[EXTRACTED RECORDS Boundary: Start]
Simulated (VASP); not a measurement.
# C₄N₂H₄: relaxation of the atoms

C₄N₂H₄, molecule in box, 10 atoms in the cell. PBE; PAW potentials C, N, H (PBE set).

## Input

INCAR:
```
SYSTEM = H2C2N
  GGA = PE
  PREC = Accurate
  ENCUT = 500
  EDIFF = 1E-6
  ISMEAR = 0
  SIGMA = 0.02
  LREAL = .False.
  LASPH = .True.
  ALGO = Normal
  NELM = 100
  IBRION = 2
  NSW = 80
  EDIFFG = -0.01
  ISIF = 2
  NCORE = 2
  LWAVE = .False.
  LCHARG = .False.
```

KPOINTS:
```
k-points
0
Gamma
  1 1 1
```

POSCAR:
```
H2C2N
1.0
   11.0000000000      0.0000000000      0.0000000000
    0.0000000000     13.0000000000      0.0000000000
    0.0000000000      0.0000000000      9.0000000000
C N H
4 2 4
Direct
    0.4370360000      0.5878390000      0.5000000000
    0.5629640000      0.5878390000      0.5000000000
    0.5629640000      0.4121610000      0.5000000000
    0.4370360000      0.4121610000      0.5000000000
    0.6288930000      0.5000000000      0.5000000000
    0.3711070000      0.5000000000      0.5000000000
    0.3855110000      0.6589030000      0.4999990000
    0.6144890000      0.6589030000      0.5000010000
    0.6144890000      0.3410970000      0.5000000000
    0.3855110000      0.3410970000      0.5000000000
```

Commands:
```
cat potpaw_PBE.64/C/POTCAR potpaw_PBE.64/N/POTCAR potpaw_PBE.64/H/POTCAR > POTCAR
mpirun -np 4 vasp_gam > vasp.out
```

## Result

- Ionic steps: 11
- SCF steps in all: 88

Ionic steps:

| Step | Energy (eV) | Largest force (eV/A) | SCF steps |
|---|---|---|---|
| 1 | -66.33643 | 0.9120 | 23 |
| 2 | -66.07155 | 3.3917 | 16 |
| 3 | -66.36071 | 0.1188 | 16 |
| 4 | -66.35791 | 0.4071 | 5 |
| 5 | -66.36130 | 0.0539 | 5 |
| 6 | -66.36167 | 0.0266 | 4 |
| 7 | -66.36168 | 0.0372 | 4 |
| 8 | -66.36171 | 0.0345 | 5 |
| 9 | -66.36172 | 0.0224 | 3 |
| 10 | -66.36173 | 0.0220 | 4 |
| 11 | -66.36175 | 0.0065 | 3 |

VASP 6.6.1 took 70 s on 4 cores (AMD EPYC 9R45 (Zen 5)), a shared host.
[EXTRACTED RECORDS Boundary: End]

**WORK TASK:**
Would you set down, word for word, the lines from the opening of the entries above through the line with "0.0065 | 3 |", both included, and no others?

**RESULT:**
Simulated (VASP); not a measurement.
# C₄N₂H₄: relaxation of the atoms

C₄N₂H₄, molecule in box, 10 atoms in the cell. PBE; PAW potentials C, N, H (PBE set).

## Input

INCAR:
```
SYSTEM = H2C2N
  GGA = PE
  PREC = Accurate
  ENCUT = 500
  EDIFF = 1E-6
  ISMEAR = 0
  SIGMA = 0.02
  LREAL = .False.
  LASPH = .True.
  ALGO = Normal
  NELM = 100
  IBRION = 2
  NSW = 80
  EDIFFG = -0.01
  ISIF = 2
  NCORE = 2
  LWAVE = .False.
  LCHARG = .False.
```

KPOINTS:
```
k-points
0
Gamma
  1 1 1
```

POSCAR:
```
H2C2N
1.0
   11.0000000000      0.0000000000      0.0000000000
    0.0000000000     13.0000000000      0.0000000000
    0.0000000000      0.0000000000      9.0000000000
C N H
4 2 4
Direct
    0.4370360000      0.5878390000      0.5000000000
    0.5629640000      0.5878390000      0.5000000000
    0.5629640000      0.4121610000      0.5000000000
    0.4370360000      0.4121610000      0.5000000000
    0.6288930000      0.5000000000      0.5000000000
    0.3711070000      0.5000000000      0.5000000000
    0.3855110000      0.6589030000      0.4999990000
    0.6144890000      0.6589030000      0.5000010000
    0.6144890000      0.3410970000      0.5000000000
    0.3855110000      0.3410970000      0.5000000000
```

Commands:
```
cat potpaw_PBE.64/C/POTCAR potpaw_PBE.64/N/POTCAR potpaw_PBE.64/H/POTCAR > POTCAR
mpirun -np 4 vasp_gam > vasp.out
```

## Result

- Ionic steps: 11
- SCF steps in all: 88

Ionic steps:

| Step | Energy (eV) | Largest force (eV/A) | SCF steps |
|---|---|---|---|
| 1 | -66.33643 | 0.9120 | 23 |
| 2 | -66.07155 | 3.3917 | 16 |
| 3 | -66.36071 | 0.1188 | 16 |
| 4 | -66.35791 | 0.4071 | 5 |
| 5 | -66.36130 | 0.0539 | 5 |
| 6 | -66.36167 | 0.0266 | 4 |
| 7 | -66.36168 | 0.0372 | 4 |
| 8 | -66.36171 | 0.0345 | 5 |
| 9 | -66.36172 | 0.0224 | 3 |
| 10 | -66.36173 | 0.0220 | 4 |
| 11 | -66.36175 | 0.0065 | 3 |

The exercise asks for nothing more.